## ENTRIES SHOWN:
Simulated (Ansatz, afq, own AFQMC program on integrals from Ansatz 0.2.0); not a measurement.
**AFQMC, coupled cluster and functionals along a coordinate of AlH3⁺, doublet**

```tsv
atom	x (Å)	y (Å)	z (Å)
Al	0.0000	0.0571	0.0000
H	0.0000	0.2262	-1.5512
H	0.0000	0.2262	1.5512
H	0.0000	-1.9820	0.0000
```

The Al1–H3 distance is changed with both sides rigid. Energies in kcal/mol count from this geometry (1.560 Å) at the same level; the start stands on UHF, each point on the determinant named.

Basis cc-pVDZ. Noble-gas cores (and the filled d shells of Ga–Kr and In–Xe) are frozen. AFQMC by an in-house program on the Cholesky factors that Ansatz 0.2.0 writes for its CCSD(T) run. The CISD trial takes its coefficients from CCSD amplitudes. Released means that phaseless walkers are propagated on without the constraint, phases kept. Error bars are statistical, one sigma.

## WORK REQUEST:
Word for word, reproduce the listing from its first line through the line that has "The Al1–H3 distance" in it, and go no further.

## TASK RESULT:
Simulated (Ansatz, afq, own AFQMC program on integrals from Ansatz 0.2.0); not a measurement.
**AFQMC, coupled cluster and functionals along a coordinate of AlH3⁺, doublet**

```tsv
atom	x (Å)	y (Å)	z (Å)
Al	0.0000	0.0571	0.0000
H	0.0000	0.2262	-1.5512
H	0.0000	0.2262	1.5512
H	0.0000	-1.9820	0.0000
```

The Al1–H3 distance is changed with both sides rigid. Energies in kcal/mol count from this geometry (1.560 Å) at the same level; the start stands on UHF, each point on the determinant named.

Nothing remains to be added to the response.